- [Supplied data]
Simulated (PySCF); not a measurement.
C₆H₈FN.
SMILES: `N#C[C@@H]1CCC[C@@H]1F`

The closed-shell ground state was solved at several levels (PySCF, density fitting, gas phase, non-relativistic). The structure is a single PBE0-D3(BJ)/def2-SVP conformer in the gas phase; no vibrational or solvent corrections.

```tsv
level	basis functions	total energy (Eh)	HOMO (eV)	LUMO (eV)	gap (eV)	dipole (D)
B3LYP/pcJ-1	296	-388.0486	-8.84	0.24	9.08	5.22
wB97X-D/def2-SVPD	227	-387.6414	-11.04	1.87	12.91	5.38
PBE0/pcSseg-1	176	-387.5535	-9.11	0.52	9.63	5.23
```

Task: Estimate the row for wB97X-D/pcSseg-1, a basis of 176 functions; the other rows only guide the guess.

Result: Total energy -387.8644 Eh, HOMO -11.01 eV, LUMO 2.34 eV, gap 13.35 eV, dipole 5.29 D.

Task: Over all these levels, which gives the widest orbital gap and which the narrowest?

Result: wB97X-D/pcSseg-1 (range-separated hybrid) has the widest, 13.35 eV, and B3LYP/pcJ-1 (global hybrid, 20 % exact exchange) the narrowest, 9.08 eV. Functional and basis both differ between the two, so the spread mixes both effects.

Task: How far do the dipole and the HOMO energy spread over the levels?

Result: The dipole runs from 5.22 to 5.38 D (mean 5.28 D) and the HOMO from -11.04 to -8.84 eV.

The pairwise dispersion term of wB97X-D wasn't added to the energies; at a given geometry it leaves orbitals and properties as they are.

- [Work request] Copy nothing beyond the line containing "Result: The dipole". Transcribe exactly from the first line of the entries down to that line, inclusive.

- [Solution]
Simulated (PySCF); not a measurement.
C₆H₈FN.
SMILES: `N#C[C@@H]1CCC[C@@H]1F`

The closed-shell ground state was solved at several levels (PySCF, density fitting, gas phase, non-relativistic). The structure is a single PBE0-D3(BJ)/def2-SVP conformer in the gas phase; no vibrational or solvent corrections.

```tsv
level	basis functions	total energy (Eh)	HOMO (eV)	LUMO (eV)	gap (eV)	dipole (D)
B3LYP/pcJ-1	296	-388.0486	-8.84	0.24	9.08	5.22
wB97X-D/def2-SVPD	227	-387.6414	-11.04	1.87	12.91	5.38
PBE0/pcSseg-1	176	-387.5535	-9.11	0.52	9.63	5.23
```

Task: Estimate the row for wB97X-D/pcSseg-1, a basis of 176 functions; the other rows only guide the guess.

Result: Total energy -387.8644 Eh, HOMO -11.01 eV, LUMO 2.34 eV, gap 13.35 eV, dipole 5.29 D.

Task: Over all these levels, which gives the widest orbital gap and which the narrowest?

Result: wB97X-D/pcSseg-1 (range-separated hybrid) has the widest, 13.35 eV, and B3LYP/pcJ-1 (global hybrid, 20 % exact exchange) the narrowest, 9.08 eV. Functional and basis both differ between the two, so the spread mixes both effects.

Task: How far do the dipole and the HOMO energy spread over the levels?

Result: The dipole runs from 5.22 to 5.38 D (mean 5.28 D) and the HOMO from -11.04 to -8.84 eV.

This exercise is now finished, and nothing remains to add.